-------- Given information --------

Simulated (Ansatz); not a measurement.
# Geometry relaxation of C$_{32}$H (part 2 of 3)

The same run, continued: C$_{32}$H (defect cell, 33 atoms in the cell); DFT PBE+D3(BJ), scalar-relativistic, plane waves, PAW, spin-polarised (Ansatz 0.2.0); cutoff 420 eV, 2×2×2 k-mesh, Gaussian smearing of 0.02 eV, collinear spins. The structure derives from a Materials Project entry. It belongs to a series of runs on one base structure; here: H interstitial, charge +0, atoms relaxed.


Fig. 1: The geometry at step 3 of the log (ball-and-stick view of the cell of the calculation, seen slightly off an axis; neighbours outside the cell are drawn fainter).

--------

**Exercise**
Write down exactly the span of lines above from the one containing "# Geometry relaxation" to the one containing "charge +0, atoms relaxed.", both ends included.

**Answer box**
# Geometry relaxation of C$_{32}$H (part 2 of 3)

The same run, continued: C$_{32}$H (defect cell, 33 atoms in the cell); DFT PBE+D3(BJ), scalar-relativistic, plane waves, PAW, spin-polarised (Ansatz 0.2.0); cutoff 420 eV, 2×2×2 k-mesh, Gaussian smearing of 0.02 eV, collinear spins. The structure derives from a Materials Project entry. It belongs to a series of runs on one base structure; here: H interstitial, charge +0, atoms relaxed.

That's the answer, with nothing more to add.